* **DATA SUPPLIED**:
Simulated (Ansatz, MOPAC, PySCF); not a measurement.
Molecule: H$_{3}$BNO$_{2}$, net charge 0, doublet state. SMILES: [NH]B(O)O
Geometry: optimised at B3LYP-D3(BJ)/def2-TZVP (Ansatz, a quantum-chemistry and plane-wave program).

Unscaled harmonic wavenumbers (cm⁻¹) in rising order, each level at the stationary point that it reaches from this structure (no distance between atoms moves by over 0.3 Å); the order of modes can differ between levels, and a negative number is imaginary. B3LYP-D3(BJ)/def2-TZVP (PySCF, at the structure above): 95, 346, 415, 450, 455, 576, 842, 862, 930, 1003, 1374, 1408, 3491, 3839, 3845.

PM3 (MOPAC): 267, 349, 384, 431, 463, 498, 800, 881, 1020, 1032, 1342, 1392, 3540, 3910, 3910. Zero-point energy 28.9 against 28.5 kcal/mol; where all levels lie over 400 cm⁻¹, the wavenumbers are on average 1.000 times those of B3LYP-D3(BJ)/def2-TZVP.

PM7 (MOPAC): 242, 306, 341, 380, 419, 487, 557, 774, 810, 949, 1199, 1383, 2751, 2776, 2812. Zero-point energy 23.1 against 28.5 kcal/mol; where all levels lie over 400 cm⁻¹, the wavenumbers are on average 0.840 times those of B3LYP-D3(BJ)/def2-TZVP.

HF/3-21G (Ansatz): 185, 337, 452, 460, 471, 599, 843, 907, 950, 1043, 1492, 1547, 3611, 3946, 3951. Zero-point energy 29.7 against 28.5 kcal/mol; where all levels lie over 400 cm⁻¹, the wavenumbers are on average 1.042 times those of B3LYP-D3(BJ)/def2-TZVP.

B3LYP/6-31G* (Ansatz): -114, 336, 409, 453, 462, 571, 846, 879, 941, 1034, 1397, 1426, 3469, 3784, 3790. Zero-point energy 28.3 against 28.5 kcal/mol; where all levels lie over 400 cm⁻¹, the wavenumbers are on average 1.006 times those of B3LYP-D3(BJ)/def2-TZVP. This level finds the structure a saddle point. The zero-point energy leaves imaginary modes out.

* **EXERCISE**:
Reproduce word for word the material above, starting with the line that has "Geometry: optimised at" and stopping after the line that has "1.042 times those of B3LYP-D3(BJ)/def2-TZVP.".

* **TASK SOLUTION**:
Geometry: optimised at B3LYP-D3(BJ)/def2-TZVP (Ansatz, a quantum-chemistry and plane-wave program).

Unscaled harmonic wavenumbers (cm⁻¹) in rising order, each level at the stationary point that it reaches from this structure (no distance between atoms moves by over 0.3 Å); the order of modes can differ between levels, and a negative number is imaginary. B3LYP-D3(BJ)/def2-TZVP (PySCF, at the structure above): 95, 346, 415, 450, 455, 576, 842, 862, 930, 1003, 1374, 1408, 3491, 3839, 3845.

PM3 (MOPAC): 267, 349, 384, 431, 463, 498, 800, 881, 1020, 1032, 1342, 1392, 3540, 3910, 3910. Zero-point energy 28.9 against 28.5 kcal/mol; where all levels lie over 400 cm⁻¹, the wavenumbers are on average 1.000 times those of B3LYP-D3(BJ)/def2-TZVP.

PM7 (MOPAC): 242, 306, 341, 380, 419, 487, 557, 774, 810, 949, 1199, 1383, 2751, 2776, 2812. Zero-point energy 23.1 against 28.5 kcal/mol; where all levels lie over 400 cm⁻¹, the wavenumbers are on average 0.840 times those of B3LYP-D3(BJ)/def2-TZVP.

HF/3-21G (Ansatz): 185, 337, 452, 460, 471, 599, 843, 907, 950, 1043, 1492, 1547, 3611, 3946, 3951. Zero-point energy 29.7 against 28.5 kcal/mol; where all levels lie over 400 cm⁻¹, the wavenumbers are on average 1.042 times those of B3LYP-D3(BJ)/def2-TZVP.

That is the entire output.